**Activity:** I would like you to transcribe all of the data exactly.

****

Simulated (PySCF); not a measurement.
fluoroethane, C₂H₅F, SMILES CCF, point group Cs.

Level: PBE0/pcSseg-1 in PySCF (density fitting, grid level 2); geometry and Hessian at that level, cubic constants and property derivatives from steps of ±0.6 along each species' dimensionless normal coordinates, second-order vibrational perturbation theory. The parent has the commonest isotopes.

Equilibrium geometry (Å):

****

**Your solution:**
Simulated (PySCF); not a measurement.
fluoroethane, C₂H₅F, SMILES CCF, point group Cs.

Level: PBE0/pcSseg-1 in PySCF (density fitting, grid level 2); geometry and Hessian at that level, cubic constants and property derivatives from steps of ±0.6 along each species' dimensionless normal coordinates, second-order vibrational perturbation theory. The parent has the commonest isotopes.

Equilibrium geometry (Å):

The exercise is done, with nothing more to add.